- RECORDED INFORMATION:

# # # #

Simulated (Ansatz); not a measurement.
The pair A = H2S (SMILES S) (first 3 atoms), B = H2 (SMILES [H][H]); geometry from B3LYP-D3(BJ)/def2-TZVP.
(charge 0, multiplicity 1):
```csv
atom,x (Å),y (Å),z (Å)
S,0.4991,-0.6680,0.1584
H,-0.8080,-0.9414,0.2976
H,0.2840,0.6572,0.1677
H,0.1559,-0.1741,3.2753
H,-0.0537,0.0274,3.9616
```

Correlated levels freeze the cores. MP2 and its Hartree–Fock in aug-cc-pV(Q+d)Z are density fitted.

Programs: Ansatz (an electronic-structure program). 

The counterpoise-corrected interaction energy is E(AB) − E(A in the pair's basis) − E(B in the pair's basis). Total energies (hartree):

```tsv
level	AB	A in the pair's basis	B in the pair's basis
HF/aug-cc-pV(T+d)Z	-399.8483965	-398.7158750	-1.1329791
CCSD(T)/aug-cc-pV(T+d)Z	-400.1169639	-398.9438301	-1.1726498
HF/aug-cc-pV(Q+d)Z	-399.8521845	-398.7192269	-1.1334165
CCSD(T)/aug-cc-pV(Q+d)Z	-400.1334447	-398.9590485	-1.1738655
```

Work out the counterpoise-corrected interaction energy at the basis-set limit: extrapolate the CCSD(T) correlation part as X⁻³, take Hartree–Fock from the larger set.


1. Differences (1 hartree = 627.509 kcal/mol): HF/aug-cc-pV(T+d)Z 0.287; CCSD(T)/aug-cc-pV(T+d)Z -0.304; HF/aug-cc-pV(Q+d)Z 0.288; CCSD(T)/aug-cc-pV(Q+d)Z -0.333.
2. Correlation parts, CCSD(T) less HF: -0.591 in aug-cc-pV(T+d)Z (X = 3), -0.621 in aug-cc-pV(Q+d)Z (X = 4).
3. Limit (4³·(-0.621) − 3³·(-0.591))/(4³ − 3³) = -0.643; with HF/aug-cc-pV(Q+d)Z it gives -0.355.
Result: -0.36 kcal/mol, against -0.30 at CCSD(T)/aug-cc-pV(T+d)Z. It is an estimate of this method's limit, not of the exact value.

# # # #

Repeat exactly the lines of the listing above, from the one with "(charge 0, multiplicity" down to the one with "Programs: Ansatz (an"; both of those lines belong in the range.

- YOUR RESPONSE:
(charge 0, multiplicity 1):
```csv
atom,x (Å),y (Å),z (Å)
S,0.4991,-0.6680,0.1584
H,-0.8080,-0.9414,0.2976
H,0.2840,0.6572,0.1677
H,0.1559,-0.1741,3.2753
H,-0.0537,0.0274,3.9616
```

Correlated levels freeze the cores. MP2 and its Hartree–Fock in aug-cc-pV(Q+d)Z are density fitted.

Programs: Ansatz (an electronic-structure program). 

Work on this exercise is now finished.